__Action item__: The first line of the data below and every line after it, through the one with "A IAO, B Mulliken, C ESP-fitted.", must be transcribed without change.

__Records shown__:
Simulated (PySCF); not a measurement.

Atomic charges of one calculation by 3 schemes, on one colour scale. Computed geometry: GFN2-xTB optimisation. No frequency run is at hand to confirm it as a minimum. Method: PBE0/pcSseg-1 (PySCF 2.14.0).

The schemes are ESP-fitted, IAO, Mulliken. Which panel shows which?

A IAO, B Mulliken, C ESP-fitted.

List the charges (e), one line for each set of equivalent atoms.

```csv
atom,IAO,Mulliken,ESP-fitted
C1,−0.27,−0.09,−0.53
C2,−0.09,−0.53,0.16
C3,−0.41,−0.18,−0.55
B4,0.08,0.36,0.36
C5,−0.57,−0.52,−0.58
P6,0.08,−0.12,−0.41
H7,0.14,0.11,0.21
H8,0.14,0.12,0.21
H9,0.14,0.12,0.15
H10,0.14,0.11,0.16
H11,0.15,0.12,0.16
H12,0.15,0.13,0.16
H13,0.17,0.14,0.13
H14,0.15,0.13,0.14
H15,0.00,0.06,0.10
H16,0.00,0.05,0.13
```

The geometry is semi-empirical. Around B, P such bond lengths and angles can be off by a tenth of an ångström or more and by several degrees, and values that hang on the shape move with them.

__Reply__:
Simulated (PySCF); not a measurement.

Atomic charges of one calculation by 3 schemes, on one colour scale. Computed geometry: GFN2-xTB optimisation. No frequency run is at hand to confirm it as a minimum. Method: PBE0/pcSseg-1 (PySCF 2.14.0).

The schemes are ESP-fitted, IAO, Mulliken. Which panel shows which?

A IAO, B Mulliken, C ESP-fitted.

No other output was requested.